Raw data >>
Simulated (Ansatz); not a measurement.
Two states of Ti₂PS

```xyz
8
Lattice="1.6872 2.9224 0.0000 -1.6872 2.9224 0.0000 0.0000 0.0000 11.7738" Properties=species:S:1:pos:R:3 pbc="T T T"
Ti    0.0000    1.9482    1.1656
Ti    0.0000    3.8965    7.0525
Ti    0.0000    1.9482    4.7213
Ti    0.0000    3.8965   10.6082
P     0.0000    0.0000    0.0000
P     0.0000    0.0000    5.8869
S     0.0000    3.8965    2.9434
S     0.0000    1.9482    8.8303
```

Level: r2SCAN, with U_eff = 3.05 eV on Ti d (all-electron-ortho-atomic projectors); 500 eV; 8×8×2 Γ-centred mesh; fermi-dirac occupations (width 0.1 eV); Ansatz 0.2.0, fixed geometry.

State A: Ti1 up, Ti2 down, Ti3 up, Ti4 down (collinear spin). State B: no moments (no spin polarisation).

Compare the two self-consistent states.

Assignment >> Only the lines above from the line containing "Level: r2SCAN, with" through the line containing "State A: Ti1" should be retyped, exactly and with both ends included.

Task response >>
Level: r2SCAN, with U_eff = 3.05 eV on Ti d (all-electron-ortho-atomic projectors); 500 eV; 8×8×2 Γ-centred mesh; fermi-dirac occupations (width 0.1 eV); Ansatz 0.2.0, fixed geometry.

State A: Ti1 up, Ti2 down, Ti3 up, Ti4 down (collinear spin). State B: no moments (no spin polarisation).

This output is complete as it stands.